Brief: Copy all of the records exactly.

Data supplied:
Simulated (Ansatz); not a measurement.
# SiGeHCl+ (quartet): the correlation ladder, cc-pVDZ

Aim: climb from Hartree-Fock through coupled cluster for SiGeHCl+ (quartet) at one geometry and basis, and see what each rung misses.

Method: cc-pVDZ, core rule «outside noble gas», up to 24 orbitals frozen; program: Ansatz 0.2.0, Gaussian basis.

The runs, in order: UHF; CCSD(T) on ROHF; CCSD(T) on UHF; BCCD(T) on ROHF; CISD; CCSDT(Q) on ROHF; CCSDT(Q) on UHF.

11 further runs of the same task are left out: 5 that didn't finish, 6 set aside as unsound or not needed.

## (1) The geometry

Task response:
Simulated (Ansatz); not a measurement.
# SiGeHCl+ (quartet): the correlation ladder, cc-pVDZ

Aim: climb from Hartree-Fock through coupled cluster for SiGeHCl+ (quartet) at one geometry and basis, and see what each rung misses.

Method: cc-pVDZ, core rule «outside noble gas», up to 24 orbitals frozen; program: Ansatz 0.2.0, Gaussian basis.

The runs, in order: UHF; CCSD(T) on ROHF; CCSD(T) on UHF; BCCD(T) on ROHF; CISD; CCSDT(Q) on ROHF; CCSDT(Q) on UHF.

11 further runs of the same task are left out: 5 that didn't finish, 6 set aside as unsound or not needed.

## (1) The geometry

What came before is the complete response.